=-=-=-=-=
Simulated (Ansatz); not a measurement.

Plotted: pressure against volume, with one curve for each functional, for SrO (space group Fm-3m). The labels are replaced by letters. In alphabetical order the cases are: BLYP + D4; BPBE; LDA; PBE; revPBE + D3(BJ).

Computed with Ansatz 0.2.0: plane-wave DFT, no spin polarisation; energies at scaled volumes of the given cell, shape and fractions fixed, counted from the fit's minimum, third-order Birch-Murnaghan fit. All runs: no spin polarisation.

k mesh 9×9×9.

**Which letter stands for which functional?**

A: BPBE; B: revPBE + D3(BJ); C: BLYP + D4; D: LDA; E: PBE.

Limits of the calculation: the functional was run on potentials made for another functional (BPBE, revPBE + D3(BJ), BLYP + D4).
=-=-=-=-=

- BRIEF
Every entry should be reproduced exactly, with no part omitted.

- YOUR RESPONSE
Simulated (Ansatz); not a measurement.

Plotted: pressure against volume, with one curve for each functional, for SrO (space group Fm-3m). The labels are replaced by letters. In alphabetical order the cases are: BLYP + D4; BPBE; LDA; PBE; revPBE + D3(BJ).

Computed with Ansatz 0.2.0: plane-wave DFT, no spin polarisation; energies at scaled volumes of the given cell, shape and fractions fixed, counted from the fit's minimum, third-order Birch-Murnaghan fit. All runs: no spin polarisation.

k mesh 9×9×9.

**Which letter stands for which functional?**

A: BPBE; B: revPBE + D3(BJ); C: BLYP + D4; D: LDA; E: PBE.

Limits of the calculation: the functional was run on potentials made for another functional (BPBE, revPBE + D3(BJ), BLYP + D4).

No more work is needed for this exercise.